• Work task: Write the listing below out again exactly, though only as far as the line with "38 | 91.47 |", which is included.

• Excerpted data:
[Start of section]

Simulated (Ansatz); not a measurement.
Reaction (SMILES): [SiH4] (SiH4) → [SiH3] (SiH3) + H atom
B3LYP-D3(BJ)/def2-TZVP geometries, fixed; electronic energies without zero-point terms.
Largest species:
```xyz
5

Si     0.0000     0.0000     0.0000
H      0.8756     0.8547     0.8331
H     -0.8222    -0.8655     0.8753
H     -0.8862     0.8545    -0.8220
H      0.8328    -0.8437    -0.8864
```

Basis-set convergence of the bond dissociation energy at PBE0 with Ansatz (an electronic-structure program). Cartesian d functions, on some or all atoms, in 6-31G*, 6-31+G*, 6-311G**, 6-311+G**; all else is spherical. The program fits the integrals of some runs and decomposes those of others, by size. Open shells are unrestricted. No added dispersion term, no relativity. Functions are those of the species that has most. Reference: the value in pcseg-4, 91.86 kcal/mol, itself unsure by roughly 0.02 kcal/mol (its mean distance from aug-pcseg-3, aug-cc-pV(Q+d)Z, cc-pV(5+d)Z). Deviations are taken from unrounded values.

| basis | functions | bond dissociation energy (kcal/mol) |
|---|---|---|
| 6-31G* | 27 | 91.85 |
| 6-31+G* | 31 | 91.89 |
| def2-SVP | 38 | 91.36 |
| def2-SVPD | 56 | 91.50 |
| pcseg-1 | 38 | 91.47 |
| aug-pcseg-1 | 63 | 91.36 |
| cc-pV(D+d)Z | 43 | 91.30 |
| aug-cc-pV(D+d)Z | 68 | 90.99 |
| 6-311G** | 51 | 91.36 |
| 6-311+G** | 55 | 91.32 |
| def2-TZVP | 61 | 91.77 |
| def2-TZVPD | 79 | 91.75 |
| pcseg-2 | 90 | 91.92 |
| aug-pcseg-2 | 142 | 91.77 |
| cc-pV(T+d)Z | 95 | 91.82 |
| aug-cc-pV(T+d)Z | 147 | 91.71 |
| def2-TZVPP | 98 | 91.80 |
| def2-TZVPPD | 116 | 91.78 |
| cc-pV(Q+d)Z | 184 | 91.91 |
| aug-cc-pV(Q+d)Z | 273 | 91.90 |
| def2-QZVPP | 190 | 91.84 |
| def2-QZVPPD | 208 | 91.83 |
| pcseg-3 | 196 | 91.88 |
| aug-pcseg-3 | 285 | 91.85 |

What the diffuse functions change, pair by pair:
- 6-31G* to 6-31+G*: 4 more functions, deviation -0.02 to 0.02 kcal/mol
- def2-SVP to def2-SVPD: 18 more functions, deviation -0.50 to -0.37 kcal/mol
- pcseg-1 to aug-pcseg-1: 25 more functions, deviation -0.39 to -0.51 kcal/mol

[End of section]

• Written response:
Simulated (Ansatz); not a measurement.
Reaction (SMILES): [SiH4] (SiH4) → [SiH3] (SiH3) + H atom
B3LYP-D3(BJ)/def2-TZVP geometries, fixed; electronic energies without zero-point terms.
Largest species:
```xyz
5

Si     0.0000     0.0000     0.0000
H      0.8756     0.8547     0.8331
H     -0.8222    -0.8655     0.8753
H     -0.8862     0.8545    -0.8220
H      0.8328    -0.8437    -0.8864
```

Basis-set convergence of the bond dissociation energy at PBE0 with Ansatz (an electronic-structure program). Cartesian d functions, on some or all atoms, in 6-31G*, 6-31+G*, 6-311G**, 6-311+G**; all else is spherical. The program fits the integrals of some runs and decomposes those of others, by size. Open shells are unrestricted. No added dispersion term, no relativity. Functions are those of the species that has most. Reference: the value in pcseg-4, 91.86 kcal/mol, itself unsure by roughly 0.02 kcal/mol (its mean distance from aug-pcseg-3, aug-cc-pV(Q+d)Z, cc-pV(5+d)Z). Deviations are taken from unrounded values.

| basis | functions | bond dissociation energy (kcal/mol) |
|---|---|---|
| 6-31G* | 27 | 91.85 |
| 6-31+G* | 31 | 91.89 |
| def2-SVP | 38 | 91.36 |
| def2-SVPD | 56 | 91.50 |
| pcseg-1 | 38 | 91.47 |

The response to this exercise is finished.